> **DATA EXTRACT**
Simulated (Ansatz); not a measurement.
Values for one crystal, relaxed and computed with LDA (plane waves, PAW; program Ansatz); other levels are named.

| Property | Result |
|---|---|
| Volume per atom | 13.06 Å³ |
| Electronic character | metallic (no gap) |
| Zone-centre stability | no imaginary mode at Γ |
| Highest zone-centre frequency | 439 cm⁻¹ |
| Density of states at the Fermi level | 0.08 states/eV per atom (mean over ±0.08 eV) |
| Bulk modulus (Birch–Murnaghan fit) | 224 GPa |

> **WORK ORDER**
Retype all the data. Nothing may be left out or altered.

> **RESPONSE**
Simulated (Ansatz); not a measurement.
Values for one crystal, relaxed and computed with LDA (plane waves, PAW; program Ansatz); other levels are named.

| Property | Result |
|---|---|
| Volume per atom | 13.06 Å³ |
| Electronic character | metallic (no gap) |
| Zone-centre stability | no imaginary mode at Γ |
| Highest zone-centre frequency | 439 cm⁻¹ |
| Density of states at the Fermi level | 0.08 states/eV per atom (mean over ±0.08 eV) |
| Bulk modulus (Birch–Murnaghan fit) | 224 GPa |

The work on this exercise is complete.